Exercise ▸
Return every record exactly. Omit nothing.

== Dataset excerpts
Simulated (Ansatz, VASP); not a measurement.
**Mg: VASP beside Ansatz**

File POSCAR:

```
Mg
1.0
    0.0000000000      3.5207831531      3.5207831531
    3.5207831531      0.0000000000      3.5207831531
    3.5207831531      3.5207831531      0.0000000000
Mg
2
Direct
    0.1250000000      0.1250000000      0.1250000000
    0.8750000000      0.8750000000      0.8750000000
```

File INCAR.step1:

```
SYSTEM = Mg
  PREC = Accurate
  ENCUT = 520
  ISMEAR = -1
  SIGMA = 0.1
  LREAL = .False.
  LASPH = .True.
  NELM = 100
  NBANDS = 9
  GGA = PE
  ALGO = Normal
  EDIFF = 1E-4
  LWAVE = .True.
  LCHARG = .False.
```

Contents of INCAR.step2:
====

Answer space ▸
Simulated (Ansatz, VASP); not a measurement.
**Mg: VASP beside Ansatz**

File POSCAR:

```
Mg
1.0
    0.0000000000      3.5207831531      3.5207831531
    3.5207831531      0.0000000000      3.5207831531
    3.5207831531      3.5207831531      0.0000000000
Mg
2
Direct
    0.1250000000      0.1250000000      0.1250000000
    0.8750000000      0.8750000000      0.8750000000
```

File INCAR.step1:

```
SYSTEM = Mg
  PREC = Accurate
  ENCUT = 520
  ISMEAR = -1
  SIGMA = 0.1
  LREAL = .False.
  LASPH = .True.
  NELM = 100
  NBANDS = 9
  GGA = PE
  ALGO = Normal
  EDIFF = 1E-4
  LWAVE = .True.
  LCHARG = .False.
```

Contents of INCAR.step2:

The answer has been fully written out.